**EXERCISE**
Every line of the material below, from the top through the line with "(2) -6.7 GPa.", should be reproduced exactly.

**INFORMATION PROVIDED**
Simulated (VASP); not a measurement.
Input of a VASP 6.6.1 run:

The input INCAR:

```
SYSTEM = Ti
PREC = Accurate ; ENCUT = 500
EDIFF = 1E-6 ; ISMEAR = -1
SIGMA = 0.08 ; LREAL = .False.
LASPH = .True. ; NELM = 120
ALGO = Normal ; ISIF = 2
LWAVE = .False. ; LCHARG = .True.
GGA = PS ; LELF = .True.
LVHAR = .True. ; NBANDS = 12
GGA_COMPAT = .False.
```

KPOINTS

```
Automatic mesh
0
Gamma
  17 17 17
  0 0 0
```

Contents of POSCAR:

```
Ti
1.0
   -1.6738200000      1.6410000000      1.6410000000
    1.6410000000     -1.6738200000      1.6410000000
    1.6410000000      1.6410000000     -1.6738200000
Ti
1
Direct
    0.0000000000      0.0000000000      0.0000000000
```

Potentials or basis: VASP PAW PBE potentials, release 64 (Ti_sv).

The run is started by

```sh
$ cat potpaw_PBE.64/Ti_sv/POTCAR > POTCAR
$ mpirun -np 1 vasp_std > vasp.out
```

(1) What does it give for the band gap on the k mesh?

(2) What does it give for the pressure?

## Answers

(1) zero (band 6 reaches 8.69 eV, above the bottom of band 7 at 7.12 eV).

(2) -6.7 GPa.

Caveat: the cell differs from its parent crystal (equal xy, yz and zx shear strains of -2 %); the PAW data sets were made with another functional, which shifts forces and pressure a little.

**RESPONSE**
Simulated (VASP); not a measurement.
Input of a VASP 6.6.1 run:

The input INCAR:

```
SYSTEM = Ti
PREC = Accurate ; ENCUT = 500
EDIFF = 1E-6 ; ISMEAR = -1
SIGMA = 0.08 ; LREAL = .False.
LASPH = .True. ; NELM = 120
ALGO = Normal ; ISIF = 2
LWAVE = .False. ; LCHARG = .True.
GGA = PS ; LELF = .True.
LVHAR = .True. ; NBANDS = 12
GGA_COMPAT = .False.
```

KPOINTS

```
Automatic mesh
0
Gamma
  17 17 17
  0 0 0
```

Contents of POSCAR:

```
Ti
1.0
   -1.6738200000      1.6410000000      1.6410000000
    1.6410000000     -1.6738200000      1.6410000000
    1.6410000000      1.6410000000     -1.6738200000
Ti
1
Direct
    0.0000000000      0.0000000000      0.0000000000
```

Potentials or basis: VASP PAW PBE potentials, release 64 (Ti_sv).

The run is started by

```sh
$ cat potpaw_PBE.64/Ti_sv/POTCAR > POTCAR
$ mpirun -np 1 vasp_std > vasp.out
```

(1) What does it give for the band gap on the k mesh?

(2) What does it give for the pressure?

## Answers

(1) zero (band 6 reaches 8.69 eV, above the bottom of band 7 at 7.12 eV).

(2) -6.7 GPa.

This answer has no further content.